_Requirement:_
Restate the data that follows exactly as it stands, beginning with the first line and ending with the line that contains "The recommended PBE".

_Record extracts:_
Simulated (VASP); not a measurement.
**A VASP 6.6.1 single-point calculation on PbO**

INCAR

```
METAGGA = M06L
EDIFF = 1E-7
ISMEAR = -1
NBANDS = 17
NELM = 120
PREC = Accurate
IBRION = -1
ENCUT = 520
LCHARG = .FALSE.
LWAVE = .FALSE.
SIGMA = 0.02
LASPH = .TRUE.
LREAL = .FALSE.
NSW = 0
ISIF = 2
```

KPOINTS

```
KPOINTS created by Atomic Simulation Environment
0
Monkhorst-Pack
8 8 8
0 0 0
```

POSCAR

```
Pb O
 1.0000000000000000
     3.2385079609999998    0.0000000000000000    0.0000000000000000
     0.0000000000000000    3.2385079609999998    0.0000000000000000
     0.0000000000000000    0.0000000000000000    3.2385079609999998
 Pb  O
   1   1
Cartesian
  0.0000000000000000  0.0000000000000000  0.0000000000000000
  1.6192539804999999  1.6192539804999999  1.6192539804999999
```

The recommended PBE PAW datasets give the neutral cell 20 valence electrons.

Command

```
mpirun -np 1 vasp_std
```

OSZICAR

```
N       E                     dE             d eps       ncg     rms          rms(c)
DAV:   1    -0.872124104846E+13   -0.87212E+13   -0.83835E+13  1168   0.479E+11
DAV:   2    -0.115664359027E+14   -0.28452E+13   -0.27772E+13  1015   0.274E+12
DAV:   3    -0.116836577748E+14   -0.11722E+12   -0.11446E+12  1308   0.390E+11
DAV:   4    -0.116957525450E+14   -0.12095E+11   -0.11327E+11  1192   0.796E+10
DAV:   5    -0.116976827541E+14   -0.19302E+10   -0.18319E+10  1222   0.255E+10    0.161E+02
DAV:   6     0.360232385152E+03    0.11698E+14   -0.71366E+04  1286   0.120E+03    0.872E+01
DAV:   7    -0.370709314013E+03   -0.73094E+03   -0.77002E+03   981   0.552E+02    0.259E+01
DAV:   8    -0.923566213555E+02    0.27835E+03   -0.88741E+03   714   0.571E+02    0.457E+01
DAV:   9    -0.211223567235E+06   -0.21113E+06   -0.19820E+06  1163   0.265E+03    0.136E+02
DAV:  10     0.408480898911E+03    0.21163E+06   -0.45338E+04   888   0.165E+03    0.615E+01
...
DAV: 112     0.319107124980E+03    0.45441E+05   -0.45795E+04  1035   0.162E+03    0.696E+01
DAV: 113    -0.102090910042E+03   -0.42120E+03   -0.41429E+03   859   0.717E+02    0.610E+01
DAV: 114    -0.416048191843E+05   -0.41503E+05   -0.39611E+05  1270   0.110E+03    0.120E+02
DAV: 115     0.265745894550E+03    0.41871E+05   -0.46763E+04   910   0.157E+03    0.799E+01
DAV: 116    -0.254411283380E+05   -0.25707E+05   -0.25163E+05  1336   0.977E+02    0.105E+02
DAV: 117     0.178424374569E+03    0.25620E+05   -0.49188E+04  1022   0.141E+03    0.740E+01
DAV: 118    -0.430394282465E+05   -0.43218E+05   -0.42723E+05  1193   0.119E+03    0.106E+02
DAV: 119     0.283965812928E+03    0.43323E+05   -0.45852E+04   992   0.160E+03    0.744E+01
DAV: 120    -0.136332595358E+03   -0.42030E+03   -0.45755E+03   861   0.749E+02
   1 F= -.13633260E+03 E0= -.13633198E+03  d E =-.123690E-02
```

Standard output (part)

_Response area:_
Simulated (VASP); not a measurement.
**A VASP 6.6.1 single-point calculation on PbO**

INCAR

```
METAGGA = M06L
EDIFF = 1E-7
ISMEAR = -1
NBANDS = 17
NELM = 120
PREC = Accurate
IBRION = -1
ENCUT = 520
LCHARG = .FALSE.
LWAVE = .FALSE.
SIGMA = 0.02
LASPH = .TRUE.
LREAL = .FALSE.
NSW = 0
ISIF = 2
```

KPOINTS

```
KPOINTS created by Atomic Simulation Environment
0
Monkhorst-Pack
8 8 8
0 0 0
```

POSCAR

```
Pb O
 1.0000000000000000
     3.2385079609999998    0.0000000000000000    0.0000000000000000
     0.0000000000000000    3.2385079609999998    0.0000000000000000
     0.0000000000000000    0.0000000000000000    3.2385079609999998
 Pb  O
   1   1
Cartesian
  0.0000000000000000  0.0000000000000000  0.0000000000000000
  1.6192539804999999  1.6192539804999999  1.6192539804999999
```

The recommended PBE PAW datasets give the neutral cell 20 valence electrons.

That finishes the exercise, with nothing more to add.